=== Section Start ===

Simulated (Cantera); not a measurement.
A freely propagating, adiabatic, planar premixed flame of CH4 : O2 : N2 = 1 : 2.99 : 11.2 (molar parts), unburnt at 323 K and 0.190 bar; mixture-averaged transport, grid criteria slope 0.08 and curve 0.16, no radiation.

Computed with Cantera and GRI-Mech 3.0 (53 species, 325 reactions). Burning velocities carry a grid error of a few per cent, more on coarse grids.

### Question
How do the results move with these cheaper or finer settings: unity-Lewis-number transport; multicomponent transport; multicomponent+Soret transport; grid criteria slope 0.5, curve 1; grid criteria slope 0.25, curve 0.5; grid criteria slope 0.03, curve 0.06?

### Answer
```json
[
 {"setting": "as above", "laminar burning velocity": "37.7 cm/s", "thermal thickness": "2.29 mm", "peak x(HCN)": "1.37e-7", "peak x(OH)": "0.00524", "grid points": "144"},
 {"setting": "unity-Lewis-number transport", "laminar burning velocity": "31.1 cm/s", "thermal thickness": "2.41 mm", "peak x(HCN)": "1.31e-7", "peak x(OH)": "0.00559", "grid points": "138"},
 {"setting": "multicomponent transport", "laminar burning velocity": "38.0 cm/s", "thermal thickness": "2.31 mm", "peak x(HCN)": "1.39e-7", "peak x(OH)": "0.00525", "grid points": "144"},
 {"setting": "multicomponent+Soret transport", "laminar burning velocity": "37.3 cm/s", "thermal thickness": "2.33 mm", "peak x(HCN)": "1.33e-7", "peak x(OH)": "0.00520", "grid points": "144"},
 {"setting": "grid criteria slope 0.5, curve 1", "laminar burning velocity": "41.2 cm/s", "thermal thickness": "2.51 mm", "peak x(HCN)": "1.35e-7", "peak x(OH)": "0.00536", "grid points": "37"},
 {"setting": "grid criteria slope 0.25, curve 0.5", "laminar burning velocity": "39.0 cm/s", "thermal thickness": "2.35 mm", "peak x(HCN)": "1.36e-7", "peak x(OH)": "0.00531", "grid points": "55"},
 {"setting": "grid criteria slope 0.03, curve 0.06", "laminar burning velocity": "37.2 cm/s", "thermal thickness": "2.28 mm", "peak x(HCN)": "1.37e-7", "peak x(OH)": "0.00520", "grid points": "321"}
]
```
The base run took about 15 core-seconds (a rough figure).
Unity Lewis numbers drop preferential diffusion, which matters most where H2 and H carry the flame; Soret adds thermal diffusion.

=== Section End ===

- **ASSIGNED TASK**
An exact copy of the lines above, from the one containing "### Question" through the one containing "The base run", is the whole of the answer.

- **WRITTEN RESPONSE**
### Question
How do the results move with these cheaper or finer settings: unity-Lewis-number transport; multicomponent transport; multicomponent+Soret transport; grid criteria slope 0.5, curve 1; grid criteria slope 0.25, curve 0.5; grid criteria slope 0.03, curve 0.06?

### Answer
```json
[
 {"setting": "as above", "laminar burning velocity": "37.7 cm/s", "thermal thickness": "2.29 mm", "peak x(HCN)": "1.37e-7", "peak x(OH)": "0.00524", "grid points": "144"},
 {"setting": "unity-Lewis-number transport", "laminar burning velocity": "31.1 cm/s", "thermal thickness": "2.41 mm", "peak x(HCN)": "1.31e-7", "peak x(OH)": "0.00559", "grid points": "138"},
 {"setting": "multicomponent transport", "laminar burning velocity": "38.0 cm/s", "thermal thickness": "2.31 mm", "peak x(HCN)": "1.39e-7", "peak x(OH)": "0.00525", "grid points": "144"},
 {"setting": "multicomponent+Soret transport", "laminar burning velocity": "37.3 cm/s", "thermal thickness": "2.33 mm", "peak x(HCN)": "1.33e-7", "peak x(OH)": "0.00520", "grid points": "144"},
 {"setting": "grid criteria slope 0.5, curve 1", "laminar burning velocity": "41.2 cm/s", "thermal thickness": "2.51 mm", "peak x(HCN)": "1.35e-7", "peak x(OH)": "0.00536", "grid points": "37"},
 {"setting": "grid criteria slope 0.25, curve 0.5", "laminar burning velocity": "39.0 cm/s", "thermal thickness": "2.35 mm", "peak x(HCN)": "1.36e-7", "peak x(OH)": "0.00531", "grid points": "55"},
 {"setting": "grid criteria slope 0.03, curve 0.06", "laminar burning velocity": "37.2 cm/s", "thermal thickness": "2.28 mm", "peak x(HCN)": "1.37e-7", "peak x(OH)": "0.00520", "grid points": "321"}
]
```
The base run took about 15 core-seconds (a rough figure).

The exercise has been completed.